[WORK REQUEST]:
Write each entry out again exactly as it was given.

[INFORMATION SUPPLIED]:
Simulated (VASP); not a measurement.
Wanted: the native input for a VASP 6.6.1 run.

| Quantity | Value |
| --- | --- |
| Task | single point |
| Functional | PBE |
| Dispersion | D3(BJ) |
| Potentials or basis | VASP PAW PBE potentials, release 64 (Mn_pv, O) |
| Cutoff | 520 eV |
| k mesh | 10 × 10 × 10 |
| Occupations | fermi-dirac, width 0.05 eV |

[ANSWER AREA]:
Simulated (VASP); not a measurement.
Wanted: the native input for a VASP 6.6.1 run.

| Quantity | Value |
| --- | --- |
| Task | single point |
| Functional | PBE |
| Dispersion | D3(BJ) |
| Potentials or basis | VASP PAW PBE potentials, release 64 (Mn_pv, O) |
| Cutoff | 520 eV |
| k mesh | 10 × 10 × 10 |
| Occupations | fermi-dirac, width 0.05 eV |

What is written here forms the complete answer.